►
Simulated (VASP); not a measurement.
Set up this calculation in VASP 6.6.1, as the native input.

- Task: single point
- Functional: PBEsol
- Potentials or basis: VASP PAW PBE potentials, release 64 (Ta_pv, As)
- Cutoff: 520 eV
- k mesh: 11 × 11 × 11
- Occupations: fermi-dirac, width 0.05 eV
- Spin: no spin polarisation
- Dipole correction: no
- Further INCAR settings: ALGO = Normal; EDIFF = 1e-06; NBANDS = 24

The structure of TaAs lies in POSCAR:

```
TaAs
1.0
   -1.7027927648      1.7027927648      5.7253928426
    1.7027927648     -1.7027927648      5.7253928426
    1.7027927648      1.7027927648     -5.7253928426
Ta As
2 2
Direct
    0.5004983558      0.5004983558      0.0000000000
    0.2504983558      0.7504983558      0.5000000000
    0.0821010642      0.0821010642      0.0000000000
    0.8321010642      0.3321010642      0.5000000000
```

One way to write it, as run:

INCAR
◄

(Work order) Restate the data verbatim through the "One way to write" line.

(Worked solution)
Simulated (VASP); not a measurement.
Set up this calculation in VASP 6.6.1, as the native input.

- Task: single point
- Functional: PBEsol
- Potentials or basis: VASP PAW PBE potentials, release 64 (Ta_pv, As)
- Cutoff: 520 eV
- k mesh: 11 × 11 × 11
- Occupations: fermi-dirac, width 0.05 eV
- Spin: no spin polarisation
- Dipole correction: no
- Further INCAR settings: ALGO = Normal; EDIFF = 1e-06; NBANDS = 24

The structure of TaAs lies in POSCAR:

```
TaAs
1.0
   -1.7027927648      1.7027927648      5.7253928426
    1.7027927648     -1.7027927648      5.7253928426
    1.7027927648      1.7027927648     -5.7253928426
Ta As
2 2
Direct
    0.5004983558      0.5004983558      0.0000000000
    0.2504983558      0.7504983558      0.5000000000
    0.0821010642      0.0821010642      0.0000000000
    0.8321010642      0.3321010642      0.5000000000
```

One way to write it, as run:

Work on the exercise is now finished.